*** Opening of DATA EXCERPTS ***

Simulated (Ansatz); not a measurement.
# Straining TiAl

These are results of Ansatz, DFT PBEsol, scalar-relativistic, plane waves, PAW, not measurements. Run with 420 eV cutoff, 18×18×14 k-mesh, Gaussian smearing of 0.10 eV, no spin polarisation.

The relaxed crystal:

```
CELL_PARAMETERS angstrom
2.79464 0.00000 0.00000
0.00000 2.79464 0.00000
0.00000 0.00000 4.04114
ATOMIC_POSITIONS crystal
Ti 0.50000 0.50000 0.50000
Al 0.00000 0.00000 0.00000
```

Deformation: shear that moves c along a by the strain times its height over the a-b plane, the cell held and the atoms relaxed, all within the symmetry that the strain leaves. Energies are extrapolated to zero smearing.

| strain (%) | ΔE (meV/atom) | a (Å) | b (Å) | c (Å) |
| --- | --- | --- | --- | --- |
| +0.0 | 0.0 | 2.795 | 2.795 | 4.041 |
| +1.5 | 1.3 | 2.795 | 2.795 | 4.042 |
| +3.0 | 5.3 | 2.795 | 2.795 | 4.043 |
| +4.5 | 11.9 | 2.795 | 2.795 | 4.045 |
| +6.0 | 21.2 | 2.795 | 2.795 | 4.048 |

*** Close of DATA EXCERPTS ***

TASK ITEM: In your reply, restate exactly the lines from the start of the records above through the line holding "2.795 | 4.045 |", including both, and nothing else.

WRITTEN ANSWER:
Simulated (Ansatz); not a measurement.
# Straining TiAl

These are results of Ansatz, DFT PBEsol, scalar-relativistic, plane waves, PAW, not measurements. Run with 420 eV cutoff, 18×18×14 k-mesh, Gaussian smearing of 0.10 eV, no spin polarisation.

The relaxed crystal:

```
CELL_PARAMETERS angstrom
2.79464 0.00000 0.00000
0.00000 2.79464 0.00000
0.00000 0.00000 4.04114
ATOMIC_POSITIONS crystal
Ti 0.50000 0.50000 0.50000
Al 0.00000 0.00000 0.00000
```

Deformation: shear that moves c along a by the strain times its height over the a-b plane, the cell held and the atoms relaxed, all within the symmetry that the strain leaves. Energies are extrapolated to zero smearing.

| strain (%) | ΔE (meV/atom) | a (Å) | b (Å) | c (Å) |
| --- | --- | --- | --- | --- |
| +0.0 | 0.0 | 2.795 | 2.795 | 4.041 |
| +1.5 | 1.3 | 2.795 | 2.795 | 4.042 |
| +3.0 | 5.3 | 2.795 | 2.795 | 4.043 |
| +4.5 | 11.9 | 2.795 | 2.795 | 4.045 |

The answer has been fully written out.